* **EXERCISE**
Give back, word for word, the lines in the listing below from the one holding "Values from CoolProp's" down to the one holding "y crosses x", both ends included.

* **DATA RECORDS**
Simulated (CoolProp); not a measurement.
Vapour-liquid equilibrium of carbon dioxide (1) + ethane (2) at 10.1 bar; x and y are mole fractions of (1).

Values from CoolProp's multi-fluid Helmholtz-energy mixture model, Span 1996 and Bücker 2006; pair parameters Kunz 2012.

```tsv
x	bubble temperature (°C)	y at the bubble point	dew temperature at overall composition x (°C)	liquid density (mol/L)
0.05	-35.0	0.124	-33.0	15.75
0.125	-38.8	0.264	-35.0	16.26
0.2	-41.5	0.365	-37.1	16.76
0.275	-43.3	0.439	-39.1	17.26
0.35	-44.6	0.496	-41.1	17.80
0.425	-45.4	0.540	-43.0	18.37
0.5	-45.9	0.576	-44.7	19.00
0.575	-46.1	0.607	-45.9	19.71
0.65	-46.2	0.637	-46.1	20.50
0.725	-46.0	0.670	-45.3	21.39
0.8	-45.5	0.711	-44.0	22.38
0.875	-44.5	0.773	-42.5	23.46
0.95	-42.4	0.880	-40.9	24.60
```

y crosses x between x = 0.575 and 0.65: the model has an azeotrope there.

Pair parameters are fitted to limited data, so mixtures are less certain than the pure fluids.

* **EXERCISE RESPONSE**
Values from CoolProp's multi-fluid Helmholtz-energy mixture model, Span 1996 and Bücker 2006; pair parameters Kunz 2012.

```tsv
x	bubble temperature (°C)	y at the bubble point	dew temperature at overall composition x (°C)	liquid density (mol/L)
0.05	-35.0	0.124	-33.0	15.75
0.125	-38.8	0.264	-35.0	16.26
0.2	-41.5	0.365	-37.1	16.76
0.275	-43.3	0.439	-39.1	17.26
0.35	-44.6	0.496	-41.1	17.80
0.425	-45.4	0.540	-43.0	18.37
0.5	-45.9	0.576	-44.7	19.00
0.575	-46.1	0.607	-45.9	19.71
0.65	-46.2	0.637	-46.1	20.50
0.725	-46.0	0.670	-45.3	21.39
0.8	-45.5	0.711	-44.0	22.38
0.875	-44.5	0.773	-42.5	23.46
0.95	-42.4	0.880	-40.9	24.60
```

y crosses x between x = 0.575 and 0.65: the model has an azeotrope there.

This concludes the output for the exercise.